DATA UNDER STUDY Block Start
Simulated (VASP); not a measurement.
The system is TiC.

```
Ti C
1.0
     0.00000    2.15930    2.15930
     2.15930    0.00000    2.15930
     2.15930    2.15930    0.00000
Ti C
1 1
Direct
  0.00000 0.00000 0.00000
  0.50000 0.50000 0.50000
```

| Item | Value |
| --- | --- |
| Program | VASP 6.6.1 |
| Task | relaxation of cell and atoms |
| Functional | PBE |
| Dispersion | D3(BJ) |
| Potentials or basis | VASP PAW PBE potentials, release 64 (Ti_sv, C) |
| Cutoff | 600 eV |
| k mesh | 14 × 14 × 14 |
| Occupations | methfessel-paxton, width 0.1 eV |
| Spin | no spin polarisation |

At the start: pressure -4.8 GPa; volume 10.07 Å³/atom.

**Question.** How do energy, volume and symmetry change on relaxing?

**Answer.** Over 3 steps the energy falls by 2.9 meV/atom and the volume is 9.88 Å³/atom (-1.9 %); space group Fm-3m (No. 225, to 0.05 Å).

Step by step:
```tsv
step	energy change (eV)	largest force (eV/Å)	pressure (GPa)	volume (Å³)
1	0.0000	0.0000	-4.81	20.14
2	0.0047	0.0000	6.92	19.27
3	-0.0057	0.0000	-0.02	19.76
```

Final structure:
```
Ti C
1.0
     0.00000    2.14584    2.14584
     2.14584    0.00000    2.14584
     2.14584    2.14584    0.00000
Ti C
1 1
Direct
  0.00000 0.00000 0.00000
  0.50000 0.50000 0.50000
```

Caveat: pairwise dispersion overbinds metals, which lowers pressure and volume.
DATA UNDER STUDY Block End

**ACTION ITEM:** All lines above between those holding "spin polarisation |" and "change on relaxing?", inclusive, must be set down unchanged, and no other line may be included.

**EXERCISE SOLUTION:**
| Spin | no spin polarisation |

At the start: pressure -4.8 GPa; volume 10.07 Å³/atom.

**Question.** How do energy, volume and symmetry change on relaxing?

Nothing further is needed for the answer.